◆ ENTRIES SHOWN:
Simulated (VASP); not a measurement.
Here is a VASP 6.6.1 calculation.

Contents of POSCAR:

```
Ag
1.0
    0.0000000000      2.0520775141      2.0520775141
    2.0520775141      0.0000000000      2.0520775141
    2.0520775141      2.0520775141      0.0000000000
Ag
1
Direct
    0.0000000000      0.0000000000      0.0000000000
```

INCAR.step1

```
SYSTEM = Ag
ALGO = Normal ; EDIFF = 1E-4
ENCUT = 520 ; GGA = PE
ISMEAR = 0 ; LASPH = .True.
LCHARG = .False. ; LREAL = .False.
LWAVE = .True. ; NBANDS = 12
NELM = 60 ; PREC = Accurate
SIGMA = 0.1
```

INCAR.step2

◆ WORK REQUEST:
The response must reproduce the whole listing exactly.

◆ ANSWER AREA:
Simulated (VASP); not a measurement.
Here is a VASP 6.6.1 calculation.

Contents of POSCAR:

```
Ag
1.0
    0.0000000000      2.0520775141      2.0520775141
    2.0520775141      0.0000000000      2.0520775141
    2.0520775141      2.0520775141      0.0000000000
Ag
1
Direct
    0.0000000000      0.0000000000      0.0000000000
```

INCAR.step1

```
SYSTEM = Ag
ALGO = Normal ; EDIFF = 1E-4
ENCUT = 520 ; GGA = PE
ISMEAR = 0 ; LASPH = .True.
LCHARG = .False. ; LREAL = .False.
LWAVE = .True. ; NBANDS = 12
NELM = 60 ; PREC = Accurate
SIGMA = 0.1
```

INCAR.step2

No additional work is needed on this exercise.